> Required action
Write out all the data again, exactly.

> Records supplied
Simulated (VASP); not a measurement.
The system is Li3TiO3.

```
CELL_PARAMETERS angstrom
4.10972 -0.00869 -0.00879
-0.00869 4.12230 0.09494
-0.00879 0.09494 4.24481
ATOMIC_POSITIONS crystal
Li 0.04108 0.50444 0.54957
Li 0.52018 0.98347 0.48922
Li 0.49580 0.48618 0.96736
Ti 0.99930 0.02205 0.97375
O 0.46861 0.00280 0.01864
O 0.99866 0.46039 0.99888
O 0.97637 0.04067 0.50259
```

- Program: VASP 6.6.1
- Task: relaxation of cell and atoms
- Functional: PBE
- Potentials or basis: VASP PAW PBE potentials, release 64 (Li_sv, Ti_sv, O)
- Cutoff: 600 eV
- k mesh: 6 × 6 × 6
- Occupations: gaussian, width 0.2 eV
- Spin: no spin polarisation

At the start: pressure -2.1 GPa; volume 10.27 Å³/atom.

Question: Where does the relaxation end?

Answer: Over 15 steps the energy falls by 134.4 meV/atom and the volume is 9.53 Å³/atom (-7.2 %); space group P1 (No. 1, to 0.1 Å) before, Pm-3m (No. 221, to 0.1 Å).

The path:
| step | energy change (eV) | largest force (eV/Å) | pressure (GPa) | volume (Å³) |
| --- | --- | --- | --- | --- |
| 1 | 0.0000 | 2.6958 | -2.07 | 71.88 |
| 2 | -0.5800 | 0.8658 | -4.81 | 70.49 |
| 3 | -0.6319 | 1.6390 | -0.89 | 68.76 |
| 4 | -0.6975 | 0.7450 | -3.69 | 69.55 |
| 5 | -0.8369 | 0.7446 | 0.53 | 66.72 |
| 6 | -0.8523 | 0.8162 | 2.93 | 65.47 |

> Reply
Simulated (VASP); not a measurement.
The system is Li3TiO3.

```
CELL_PARAMETERS angstrom
4.10972 -0.00869 -0.00879
-0.00869 4.12230 0.09494
-0.00879 0.09494 4.24481
ATOMIC_POSITIONS crystal
Li 0.04108 0.50444 0.54957
Li 0.52018 0.98347 0.48922
Li 0.49580 0.48618 0.96736
Ti 0.99930 0.02205 0.97375
O 0.46861 0.00280 0.01864
O 0.99866 0.46039 0.99888
O 0.97637 0.04067 0.50259
```

- Program: VASP 6.6.1
- Task: relaxation of cell and atoms
- Functional: PBE
- Potentials or basis: VASP PAW PBE potentials, release 64 (Li_sv, Ti_sv, O)
- Cutoff: 600 eV
- k mesh: 6 × 6 × 6
- Occupations: gaussian, width 0.2 eV
- Spin: no spin polarisation

At the start: pressure -2.1 GPa; volume 10.27 Å³/atom.

Question: Where does the relaxation end?

Answer: Over 15 steps the energy falls by 134.4 meV/atom and the volume is 9.53 Å³/atom (-7.2 %); space group P1 (No. 1, to 0.1 Å) before, Pm-3m (No. 221, to 0.1 Å).

The path:
| step | energy change (eV) | largest force (eV/Å) | pressure (GPa) | volume (Å³) |
| --- | --- | --- | --- | --- |
| 1 | 0.0000 | 2.6958 | -2.07 | 71.88 |
| 2 | -0.5800 | 0.8658 | -4.81 | 70.49 |
| 3 | -0.6319 | 1.6390 | -0.89 | 68.76 |
| 4 | -0.6975 | 0.7450 | -3.69 | 69.55 |
| 5 | -0.8369 | 0.7446 | 0.53 | 66.72 |
| 6 | -0.8523 | 0.8162 | 2.93 | 65.47 |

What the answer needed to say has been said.